Work task:
For the material below, return exactly the lines starting at the line containing "Program: VASP 6.6.1" and ending at the line containing "-0.23 | 61.69 |", both ends included, and no others.

Record extracts:
-- Opening Marker --

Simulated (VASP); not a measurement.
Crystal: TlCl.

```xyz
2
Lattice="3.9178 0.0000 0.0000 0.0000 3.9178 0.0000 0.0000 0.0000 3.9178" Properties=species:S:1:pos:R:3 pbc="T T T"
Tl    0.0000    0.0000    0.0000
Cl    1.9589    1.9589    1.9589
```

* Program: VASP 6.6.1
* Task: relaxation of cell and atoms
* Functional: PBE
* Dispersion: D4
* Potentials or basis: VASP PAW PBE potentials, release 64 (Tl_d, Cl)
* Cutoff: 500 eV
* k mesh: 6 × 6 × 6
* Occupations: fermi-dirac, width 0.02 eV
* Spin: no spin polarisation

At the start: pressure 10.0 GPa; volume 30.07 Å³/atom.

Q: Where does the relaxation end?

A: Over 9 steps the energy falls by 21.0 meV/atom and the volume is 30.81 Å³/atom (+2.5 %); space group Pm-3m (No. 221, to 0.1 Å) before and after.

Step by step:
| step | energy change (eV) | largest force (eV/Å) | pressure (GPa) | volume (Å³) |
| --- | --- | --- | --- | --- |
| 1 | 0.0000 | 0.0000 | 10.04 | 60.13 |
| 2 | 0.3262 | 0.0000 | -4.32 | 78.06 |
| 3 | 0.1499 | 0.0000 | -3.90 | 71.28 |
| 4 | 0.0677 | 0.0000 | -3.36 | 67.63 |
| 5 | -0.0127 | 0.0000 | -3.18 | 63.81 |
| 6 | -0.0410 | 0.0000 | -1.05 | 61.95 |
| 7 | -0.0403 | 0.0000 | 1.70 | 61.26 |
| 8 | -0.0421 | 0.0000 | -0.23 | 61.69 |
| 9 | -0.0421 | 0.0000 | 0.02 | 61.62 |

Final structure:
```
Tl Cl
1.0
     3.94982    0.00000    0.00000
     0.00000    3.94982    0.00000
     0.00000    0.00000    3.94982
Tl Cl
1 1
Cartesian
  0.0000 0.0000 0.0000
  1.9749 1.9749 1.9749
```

-- Closing Marker --

Answer space:
* Program: VASP 6.6.1
* Task: relaxation of cell and atoms
* Functional: PBE
* Dispersion: D4
* Potentials or basis: VASP PAW PBE potentials, release 64 (Tl_d, Cl)
* Cutoff: 500 eV
* k mesh: 6 × 6 × 6
* Occupations: fermi-dirac, width 0.02 eV
* Spin: no spin polarisation

At the start: pressure 10.0 GPa; volume 30.07 Å³/atom.

Q: Where does the relaxation end?

A: Over 9 steps the energy falls by 21.0 meV/atom and the volume is 30.81 Å³/atom (+2.5 %); space group Pm-3m (No. 221, to 0.1 Å) before and after.

Step by step:
| step | energy change (eV) | largest force (eV/Å) | pressure (GPa) | volume (Å³) |
| --- | --- | --- | --- | --- |
| 1 | 0.0000 | 0.0000 | 10.04 | 60.13 |
| 2 | 0.3262 | 0.0000 | -4.32 | 78.06 |
| 3 | 0.1499 | 0.0000 | -3.90 | 71.28 |
| 4 | 0.0677 | 0.0000 | -3.36 | 67.63 |
| 5 | -0.0127 | 0.0000 | -3.18 | 63.81 |
| 6 | -0.0410 | 0.0000 | -1.05 | 61.95 |
| 7 | -0.0403 | 0.0000 | 1.70 | 61.26 |
| 8 | -0.0421 | 0.0000 | -0.23 | 61.69 |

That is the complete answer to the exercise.